== Task item ==
Each entry is to be printed again word for word.

======== Data to examine

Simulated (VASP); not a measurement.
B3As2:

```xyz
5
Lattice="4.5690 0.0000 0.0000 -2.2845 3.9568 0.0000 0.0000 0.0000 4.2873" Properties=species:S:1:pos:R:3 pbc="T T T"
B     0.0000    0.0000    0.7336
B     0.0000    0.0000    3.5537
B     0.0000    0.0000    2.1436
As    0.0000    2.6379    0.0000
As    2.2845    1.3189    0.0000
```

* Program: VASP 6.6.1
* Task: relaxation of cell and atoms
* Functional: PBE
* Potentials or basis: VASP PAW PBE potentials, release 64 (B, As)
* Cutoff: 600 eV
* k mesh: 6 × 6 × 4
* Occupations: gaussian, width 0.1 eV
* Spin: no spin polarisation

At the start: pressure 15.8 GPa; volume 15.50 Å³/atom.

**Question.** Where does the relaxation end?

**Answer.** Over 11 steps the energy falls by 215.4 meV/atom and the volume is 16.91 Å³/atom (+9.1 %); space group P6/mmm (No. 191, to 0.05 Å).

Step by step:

================

== Exercise answer ==
Simulated (VASP); not a measurement.
B3As2:

```xyz
5
Lattice="4.5690 0.0000 0.0000 -2.2845 3.9568 0.0000 0.0000 0.0000 4.2873" Properties=species:S:1:pos:R:3 pbc="T T T"
B     0.0000    0.0000    0.7336
B     0.0000    0.0000    3.5537
B     0.0000    0.0000    2.1436
As    0.0000    2.6379    0.0000
As    2.2845    1.3189    0.0000
```

* Program: VASP 6.6.1
* Task: relaxation of cell and atoms
* Functional: PBE
* Potentials or basis: VASP PAW PBE potentials, release 64 (B, As)
* Cutoff: 600 eV
* k mesh: 6 × 6 × 4
* Occupations: gaussian, width 0.1 eV
* Spin: no spin polarisation

At the start: pressure 15.8 GPa; volume 15.50 Å³/atom.

**Question.** Where does the relaxation end?

**Answer.** Over 11 steps the energy falls by 215.4 meV/atom and the volume is 16.91 Å³/atom (+9.1 %); space group P6/mmm (No. 191, to 0.05 Å).

Step by step:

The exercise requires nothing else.